#### Entries supplied
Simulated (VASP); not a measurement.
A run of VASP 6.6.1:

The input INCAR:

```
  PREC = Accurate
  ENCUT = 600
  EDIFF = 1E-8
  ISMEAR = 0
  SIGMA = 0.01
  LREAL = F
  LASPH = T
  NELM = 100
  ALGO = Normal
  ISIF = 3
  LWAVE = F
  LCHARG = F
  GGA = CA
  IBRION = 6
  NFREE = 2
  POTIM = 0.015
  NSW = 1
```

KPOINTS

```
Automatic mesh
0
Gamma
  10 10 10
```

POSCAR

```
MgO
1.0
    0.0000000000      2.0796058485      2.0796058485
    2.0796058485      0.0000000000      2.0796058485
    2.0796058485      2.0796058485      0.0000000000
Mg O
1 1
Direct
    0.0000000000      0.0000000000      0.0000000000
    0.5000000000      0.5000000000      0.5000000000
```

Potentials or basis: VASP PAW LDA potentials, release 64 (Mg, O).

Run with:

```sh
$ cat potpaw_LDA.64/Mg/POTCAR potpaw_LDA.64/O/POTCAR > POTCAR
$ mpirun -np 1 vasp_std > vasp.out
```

#### Required action
Transcribe all of the material above with complete accuracy.

#### Answer space
Simulated (VASP); not a measurement.
A run of VASP 6.6.1:

The input INCAR:

```
  PREC = Accurate
  ENCUT = 600
  EDIFF = 1E-8
  ISMEAR = 0
  SIGMA = 0.01
  LREAL = F
  LASPH = T
  NELM = 100
  ALGO = Normal
  ISIF = 3
  LWAVE = F
  LCHARG = F
  GGA = CA
  IBRION = 6
  NFREE = 2
  POTIM = 0.015
  NSW = 1
```

KPOINTS

```
Automatic mesh
0
Gamma
  10 10 10
```

POSCAR

```
MgO
1.0
    0.0000000000      2.0796058485      2.0796058485
    2.0796058485      0.0000000000      2.0796058485
    2.0796058485      2.0796058485      0.0000000000
Mg O
1 1
Direct
    0.0000000000      0.0000000000      0.0000000000
    0.5000000000      0.5000000000      0.5000000000
```

Potentials or basis: VASP PAW LDA potentials, release 64 (Mg, O).

Run with:

```sh
$ cat potpaw_LDA.64/Mg/POTCAR potpaw_LDA.64/O/POTCAR > POTCAR
$ mpirun -np 1 vasp_std > vasp.out
```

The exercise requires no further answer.